Nothing in the entries should be altered. Write them out in full.

**Provided records:**

□ □ □

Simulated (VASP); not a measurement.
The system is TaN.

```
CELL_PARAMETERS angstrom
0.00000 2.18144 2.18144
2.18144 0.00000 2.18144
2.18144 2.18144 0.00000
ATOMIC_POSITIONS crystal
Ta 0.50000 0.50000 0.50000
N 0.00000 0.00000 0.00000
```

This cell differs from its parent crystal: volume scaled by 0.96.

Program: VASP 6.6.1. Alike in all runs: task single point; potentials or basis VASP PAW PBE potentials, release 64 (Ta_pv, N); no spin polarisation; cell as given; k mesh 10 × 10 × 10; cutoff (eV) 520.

□ □ □

**Problem solution:**
Simulated (VASP); not a measurement.
The system is TaN.

```
CELL_PARAMETERS angstrom
0.00000 2.18144 2.18144
2.18144 0.00000 2.18144
2.18144 2.18144 0.00000
ATOMIC_POSITIONS crystal
Ta 0.50000 0.50000 0.50000
N 0.00000 0.00000 0.00000
```

This cell differs from its parent crystal: volume scaled by 0.96.

Program: VASP 6.6.1. Alike in all runs: task single point; potentials or basis VASP PAW PBE potentials, release 64 (Ta_pv, N); no spin polarisation; cell as given; k mesh 10 × 10 × 10; cutoff (eV) 520.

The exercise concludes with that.